(Assignment): Please restate exactly what appears in the records below from the first line to the line where "Farthest from contour" is, that line included.

++++++

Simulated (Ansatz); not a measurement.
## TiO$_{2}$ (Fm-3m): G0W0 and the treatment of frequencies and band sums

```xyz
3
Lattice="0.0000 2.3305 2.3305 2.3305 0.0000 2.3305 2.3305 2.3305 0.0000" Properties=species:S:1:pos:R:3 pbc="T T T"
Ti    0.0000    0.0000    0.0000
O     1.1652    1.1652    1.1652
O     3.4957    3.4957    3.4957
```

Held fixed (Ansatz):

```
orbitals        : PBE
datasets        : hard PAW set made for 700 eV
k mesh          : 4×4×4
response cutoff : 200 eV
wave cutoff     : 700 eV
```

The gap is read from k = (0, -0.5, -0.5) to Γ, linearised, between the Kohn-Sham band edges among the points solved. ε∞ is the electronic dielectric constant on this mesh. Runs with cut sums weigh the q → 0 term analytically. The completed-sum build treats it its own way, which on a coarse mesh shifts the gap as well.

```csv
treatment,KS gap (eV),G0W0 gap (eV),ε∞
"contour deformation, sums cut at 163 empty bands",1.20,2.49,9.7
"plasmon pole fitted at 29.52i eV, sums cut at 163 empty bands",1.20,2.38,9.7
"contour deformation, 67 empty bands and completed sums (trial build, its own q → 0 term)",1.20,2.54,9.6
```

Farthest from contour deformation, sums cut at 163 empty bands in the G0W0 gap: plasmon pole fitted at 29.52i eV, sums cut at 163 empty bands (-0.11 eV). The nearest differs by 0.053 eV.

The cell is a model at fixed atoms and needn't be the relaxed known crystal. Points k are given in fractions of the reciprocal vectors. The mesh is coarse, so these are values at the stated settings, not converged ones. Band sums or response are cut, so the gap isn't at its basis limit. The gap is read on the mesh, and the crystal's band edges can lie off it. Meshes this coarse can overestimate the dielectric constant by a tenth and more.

++++++

(Worked solution):
Simulated (Ansatz); not a measurement.
## TiO$_{2}$ (Fm-3m): G0W0 and the treatment of frequencies and band sums

```xyz
3
Lattice="0.0000 2.3305 2.3305 2.3305 0.0000 2.3305 2.3305 2.3305 0.0000" Properties=species:S:1:pos:R:3 pbc="T T T"
Ti    0.0000    0.0000    0.0000
O     1.1652    1.1652    1.1652
O     3.4957    3.4957    3.4957
```

Held fixed (Ansatz):

```
orbitals        : PBE
datasets        : hard PAW set made for 700 eV
k mesh          : 4×4×4
response cutoff : 200 eV
wave cutoff     : 700 eV
```

The gap is read from k = (0, -0.5, -0.5) to Γ, linearised, between the Kohn-Sham band edges among the points solved. ε∞ is the electronic dielectric constant on this mesh. Runs with cut sums weigh the q → 0 term analytically. The completed-sum build treats it its own way, which on a coarse mesh shifts the gap as well.

```csv
treatment,KS gap (eV),G0W0 gap (eV),ε∞
"contour deformation, sums cut at 163 empty bands",1.20,2.49,9.7
"plasmon pole fitted at 29.52i eV, sums cut at 163 empty bands",1.20,2.38,9.7
"contour deformation, 67 empty bands and completed sums (trial build, its own q → 0 term)",1.20,2.54,9.6
```

Farthest from contour deformation, sums cut at 163 empty bands in the G0W0 gap: plasmon pole fitted at 29.52i eV, sums cut at 163 empty bands (-0.11 eV). The nearest differs by 0.053 eV.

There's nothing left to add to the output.